Data supplied »
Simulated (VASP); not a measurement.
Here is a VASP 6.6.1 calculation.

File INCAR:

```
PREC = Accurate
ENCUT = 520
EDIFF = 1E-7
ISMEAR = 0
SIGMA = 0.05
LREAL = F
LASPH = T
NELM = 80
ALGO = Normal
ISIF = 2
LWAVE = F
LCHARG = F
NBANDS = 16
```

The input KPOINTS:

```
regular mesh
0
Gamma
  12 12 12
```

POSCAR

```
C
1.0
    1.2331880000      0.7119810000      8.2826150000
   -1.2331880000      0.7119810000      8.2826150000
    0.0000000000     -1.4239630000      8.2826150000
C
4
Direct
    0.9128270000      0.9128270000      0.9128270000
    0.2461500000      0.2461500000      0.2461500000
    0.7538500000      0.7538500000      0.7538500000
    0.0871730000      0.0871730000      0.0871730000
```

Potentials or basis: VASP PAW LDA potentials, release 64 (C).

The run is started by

Work order »
Your task is to print the whole listing again exactly.

Worked solution »
Simulated (VASP); not a measurement.
Here is a VASP 6.6.1 calculation.

File INCAR:

```
PREC = Accurate
ENCUT = 520
EDIFF = 1E-7
ISMEAR = 0
SIGMA = 0.05
LREAL = F
LASPH = T
NELM = 80
ALGO = Normal
ISIF = 2
LWAVE = F
LCHARG = F
NBANDS = 16
```

The input KPOINTS:

```
regular mesh
0
Gamma
  12 12 12
```

POSCAR

```
C
1.0
    1.2331880000      0.7119810000      8.2826150000
   -1.2331880000      0.7119810000      8.2826150000
    0.0000000000     -1.4239630000      8.2826150000
C
4
Direct
    0.9128270000      0.9128270000      0.9128270000
    0.2461500000      0.2461500000      0.2461500000
    0.7538500000      0.7538500000      0.7538500000
    0.0871730000      0.0871730000      0.0871730000
```

Potentials or basis: VASP PAW LDA potentials, release 64 (C).

The run is started by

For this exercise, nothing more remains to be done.